Given the listing below, write out exactly the lines starting with the line that has "What is the structure?" and going on through the line that has "6. δH 4.84: hydrogen", both kept.

+++

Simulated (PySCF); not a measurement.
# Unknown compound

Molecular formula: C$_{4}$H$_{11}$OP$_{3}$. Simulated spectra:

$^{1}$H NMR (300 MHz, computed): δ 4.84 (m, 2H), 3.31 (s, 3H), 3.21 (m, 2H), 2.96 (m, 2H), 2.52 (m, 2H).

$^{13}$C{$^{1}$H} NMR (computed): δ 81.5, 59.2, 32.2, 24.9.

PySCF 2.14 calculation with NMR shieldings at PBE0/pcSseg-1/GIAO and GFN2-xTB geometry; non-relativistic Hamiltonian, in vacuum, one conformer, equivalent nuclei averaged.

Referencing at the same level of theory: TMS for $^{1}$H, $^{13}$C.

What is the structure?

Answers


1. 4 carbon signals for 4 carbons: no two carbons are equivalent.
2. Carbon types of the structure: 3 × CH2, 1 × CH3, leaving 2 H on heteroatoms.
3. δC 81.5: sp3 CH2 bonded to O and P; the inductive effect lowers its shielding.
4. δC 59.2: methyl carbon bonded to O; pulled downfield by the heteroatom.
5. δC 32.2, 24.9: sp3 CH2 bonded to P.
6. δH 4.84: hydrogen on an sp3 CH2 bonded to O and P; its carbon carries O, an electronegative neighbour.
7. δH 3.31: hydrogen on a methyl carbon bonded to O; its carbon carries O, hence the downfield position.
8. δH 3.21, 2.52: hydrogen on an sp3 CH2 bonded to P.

+++

> [EXERCISE SOLUTION]:
What is the structure?

Answers


1. 4 carbon signals for 4 carbons: no two carbons are equivalent.
2. Carbon types of the structure: 3 × CH2, 1 × CH3, leaving 2 H on heteroatoms.
3. δC 81.5: sp3 CH2 bonded to O and P; the inductive effect lowers its shielding.
4. δC 59.2: methyl carbon bonded to O; pulled downfield by the heteroatom.
5. δC 32.2, 24.9: sp3 CH2 bonded to P.
6. δH 4.84: hydrogen on an sp3 CH2 bonded to O and P; its carbon carries O, an electronegative neighbour.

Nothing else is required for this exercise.